[WORK ORDER]: Transcribe the complete listing exactly.

[EXCERPTED RECORDS]:
^^^^

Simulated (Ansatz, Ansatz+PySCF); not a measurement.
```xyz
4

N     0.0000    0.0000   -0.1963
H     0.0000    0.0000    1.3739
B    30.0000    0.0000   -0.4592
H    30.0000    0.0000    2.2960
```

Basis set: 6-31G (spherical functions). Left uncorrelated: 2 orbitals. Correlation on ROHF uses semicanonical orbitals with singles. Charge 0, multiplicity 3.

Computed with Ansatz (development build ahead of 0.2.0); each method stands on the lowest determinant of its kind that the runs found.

^^^^

[EXERCISE ANSWER]:
Simulated (Ansatz, Ansatz+PySCF); not a measurement.
```xyz
4

N     0.0000    0.0000   -0.1963
H     0.0000    0.0000    1.3739
B    30.0000    0.0000   -0.4592
H    30.0000    0.0000    2.2960
```

Basis set: 6-31G (spherical functions). Left uncorrelated: 2 orbitals. Correlation on ROHF uses semicanonical orbitals with singles. Charge 0, multiplicity 3.

Computed with Ansatz (development build ahead of 0.2.0); each method stands on the lowest determinant of its kind that the runs found.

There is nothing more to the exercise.